### RECORDED INFORMATION
###

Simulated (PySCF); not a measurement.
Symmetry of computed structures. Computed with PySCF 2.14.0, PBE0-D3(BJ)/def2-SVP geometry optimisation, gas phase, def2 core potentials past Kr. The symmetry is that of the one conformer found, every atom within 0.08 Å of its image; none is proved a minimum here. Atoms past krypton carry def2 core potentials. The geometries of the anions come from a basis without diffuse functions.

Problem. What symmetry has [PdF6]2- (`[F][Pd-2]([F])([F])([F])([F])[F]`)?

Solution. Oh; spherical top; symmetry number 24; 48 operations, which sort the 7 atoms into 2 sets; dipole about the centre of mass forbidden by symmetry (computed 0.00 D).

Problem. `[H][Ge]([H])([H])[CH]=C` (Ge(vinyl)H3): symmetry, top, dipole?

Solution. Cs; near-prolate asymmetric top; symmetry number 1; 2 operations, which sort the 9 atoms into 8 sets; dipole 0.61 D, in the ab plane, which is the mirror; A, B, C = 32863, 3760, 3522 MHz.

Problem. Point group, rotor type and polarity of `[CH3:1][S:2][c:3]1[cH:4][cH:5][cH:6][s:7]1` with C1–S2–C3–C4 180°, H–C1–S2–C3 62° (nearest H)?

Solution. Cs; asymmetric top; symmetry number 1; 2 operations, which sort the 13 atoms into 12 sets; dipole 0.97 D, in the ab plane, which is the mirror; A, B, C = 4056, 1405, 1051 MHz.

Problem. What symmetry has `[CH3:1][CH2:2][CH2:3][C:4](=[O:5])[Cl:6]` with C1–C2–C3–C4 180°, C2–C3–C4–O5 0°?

###

### BRIEF
Here the output must be the lines above from the line with "Problem. Point group, rotor" to the line with "Solution. Cs; asymmetric", both included, duplicated word for word and nothing else.

### TASK RESPONSE
Problem. Point group, rotor type and polarity of `[CH3:1][S:2][c:3]1[cH:4][cH:5][cH:6][s:7]1` with C1–S2–C3–C4 180°, H–C1–S2–C3 62° (nearest H)?

Solution. Cs; asymmetric top; symmetry number 1; 2 operations, which sort the 13 atoms into 12 sets; dipole 0.97 D, in the ab plane, which is the mirror; A, B, C = 4056, 1405, 1051 MHz.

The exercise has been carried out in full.